→ **Requirement**:
The answer is a stretch of the material below, returned exactly: the line containing "Ansatz 0.2.0 |", the line containing "Both programs put", and all lines between.

→ **Information shown**:
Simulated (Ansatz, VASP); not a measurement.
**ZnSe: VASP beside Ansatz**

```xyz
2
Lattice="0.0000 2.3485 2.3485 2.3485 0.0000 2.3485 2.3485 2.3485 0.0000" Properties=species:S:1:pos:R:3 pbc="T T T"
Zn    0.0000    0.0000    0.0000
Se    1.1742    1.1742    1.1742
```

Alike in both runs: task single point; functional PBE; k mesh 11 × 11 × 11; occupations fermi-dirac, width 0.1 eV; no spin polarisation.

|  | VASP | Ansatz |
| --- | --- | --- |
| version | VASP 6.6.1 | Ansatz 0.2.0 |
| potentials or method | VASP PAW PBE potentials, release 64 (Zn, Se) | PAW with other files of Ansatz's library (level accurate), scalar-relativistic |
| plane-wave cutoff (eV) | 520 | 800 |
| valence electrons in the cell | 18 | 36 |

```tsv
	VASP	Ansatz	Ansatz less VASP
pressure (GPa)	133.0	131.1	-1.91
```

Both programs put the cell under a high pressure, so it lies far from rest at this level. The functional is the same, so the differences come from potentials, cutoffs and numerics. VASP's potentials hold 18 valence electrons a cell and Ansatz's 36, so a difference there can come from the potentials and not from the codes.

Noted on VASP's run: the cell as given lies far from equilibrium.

→ **Exercise result**:
| version | VASP 6.6.1 | Ansatz 0.2.0 |
| potentials or method | VASP PAW PBE potentials, release 64 (Zn, Se) | PAW with other files of Ansatz's library (level accurate), scalar-relativistic |
| plane-wave cutoff (eV) | 520 | 800 |
| valence electrons in the cell | 18 | 36 |

```tsv
	VASP	Ansatz	Ansatz less VASP
pressure (GPa)	133.0	131.1	-1.91
```

Both programs put the cell under a high pressure, so it lies far from rest at this level. The functional is the same, so the differences come from potentials, cutoffs and numerics. VASP's potentials hold 18 valence electrons a cell and Ansatz's 36, so a difference there can come from the potentials and not from the codes.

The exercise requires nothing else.